• Work request
From the first line to the last, transcribe the material exactly.

^^^^
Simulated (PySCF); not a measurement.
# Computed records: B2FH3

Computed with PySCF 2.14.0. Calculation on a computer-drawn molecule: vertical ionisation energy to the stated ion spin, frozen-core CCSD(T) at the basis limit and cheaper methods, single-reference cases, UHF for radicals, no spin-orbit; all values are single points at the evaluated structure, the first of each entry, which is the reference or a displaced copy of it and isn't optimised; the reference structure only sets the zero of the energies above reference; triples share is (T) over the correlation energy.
^^^^

• Answer section
Simulated (PySCF); not a measurement.
# Computed records: B2FH3

Computed with PySCF 2.14.0. Calculation on a computer-drawn molecule: vertical ionisation energy to the stated ion spin, frozen-core CCSD(T) at the basis limit and cheaper methods, single-reference cases, UHF for radicals, no spin-orbit; all values are single points at the evaluated structure, the first of each entry, which is the reference or a displaced copy of it and isn't optimised; the reference structure only sets the zero of the energies above reference; triples share is (T) over the correlation energy.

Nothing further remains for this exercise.